REQUIREMENT =>
Output only the stretch of the listing that starts at the line containing "Ansatz 0.2.0 |" and ends at the line containing "- rms of the force components (eV/Å): 1.378", reproduced exactly with both ends.

------------------------------------------------------------

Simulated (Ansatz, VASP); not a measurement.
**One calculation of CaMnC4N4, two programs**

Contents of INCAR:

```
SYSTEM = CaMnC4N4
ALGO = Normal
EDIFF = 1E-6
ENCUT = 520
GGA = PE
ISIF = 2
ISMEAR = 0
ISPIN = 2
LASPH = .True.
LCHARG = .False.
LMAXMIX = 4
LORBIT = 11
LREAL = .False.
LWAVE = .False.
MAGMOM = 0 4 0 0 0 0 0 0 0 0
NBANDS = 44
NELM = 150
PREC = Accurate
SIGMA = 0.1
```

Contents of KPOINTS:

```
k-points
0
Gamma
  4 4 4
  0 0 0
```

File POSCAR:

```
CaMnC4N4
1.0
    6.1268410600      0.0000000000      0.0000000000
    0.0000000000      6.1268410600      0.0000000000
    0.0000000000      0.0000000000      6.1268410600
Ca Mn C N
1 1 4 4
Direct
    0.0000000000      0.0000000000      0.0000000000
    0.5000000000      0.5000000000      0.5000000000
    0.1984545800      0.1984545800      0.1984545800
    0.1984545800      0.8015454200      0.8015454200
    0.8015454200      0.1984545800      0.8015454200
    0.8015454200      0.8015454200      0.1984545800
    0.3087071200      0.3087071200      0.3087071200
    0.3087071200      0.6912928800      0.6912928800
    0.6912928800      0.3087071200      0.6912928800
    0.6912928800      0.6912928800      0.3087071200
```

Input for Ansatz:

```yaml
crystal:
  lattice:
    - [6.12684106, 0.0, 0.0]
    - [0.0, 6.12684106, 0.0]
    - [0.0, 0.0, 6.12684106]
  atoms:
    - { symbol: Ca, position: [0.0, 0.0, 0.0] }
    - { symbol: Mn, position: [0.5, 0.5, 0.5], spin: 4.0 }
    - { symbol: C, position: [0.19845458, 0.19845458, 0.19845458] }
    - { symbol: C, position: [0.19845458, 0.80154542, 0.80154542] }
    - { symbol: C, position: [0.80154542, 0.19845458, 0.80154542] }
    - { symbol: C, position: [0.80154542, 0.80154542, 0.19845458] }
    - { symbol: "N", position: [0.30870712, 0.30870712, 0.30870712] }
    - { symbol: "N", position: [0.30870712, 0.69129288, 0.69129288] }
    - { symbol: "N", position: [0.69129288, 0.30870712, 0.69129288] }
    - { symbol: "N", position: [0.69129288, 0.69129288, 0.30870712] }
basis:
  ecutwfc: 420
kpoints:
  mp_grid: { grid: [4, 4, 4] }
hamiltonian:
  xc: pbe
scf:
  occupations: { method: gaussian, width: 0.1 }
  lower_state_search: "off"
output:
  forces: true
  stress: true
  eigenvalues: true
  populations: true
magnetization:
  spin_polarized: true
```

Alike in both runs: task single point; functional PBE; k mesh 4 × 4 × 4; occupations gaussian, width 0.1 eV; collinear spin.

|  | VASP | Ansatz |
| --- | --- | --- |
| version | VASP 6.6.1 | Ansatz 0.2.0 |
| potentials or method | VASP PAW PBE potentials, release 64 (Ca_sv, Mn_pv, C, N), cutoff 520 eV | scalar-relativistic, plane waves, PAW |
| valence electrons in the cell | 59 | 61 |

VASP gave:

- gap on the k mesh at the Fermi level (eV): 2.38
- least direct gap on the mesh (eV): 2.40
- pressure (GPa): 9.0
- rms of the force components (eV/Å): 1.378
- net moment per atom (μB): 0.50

------------------------------------------------------------

ANSWER SECTION =>
| version | VASP 6.6.1 | Ansatz 0.2.0 |
| potentials or method | VASP PAW PBE potentials, release 64 (Ca_sv, Mn_pv, C, N), cutoff 520 eV | scalar-relativistic, plane waves, PAW |
| valence electrons in the cell | 59 | 61 |

VASP gave:

- gap on the k mesh at the Fermi level (eV): 2.38
- least direct gap on the mesh (eV): 2.40
- pressure (GPa): 9.0
- rms of the force components (eV/Å): 1.378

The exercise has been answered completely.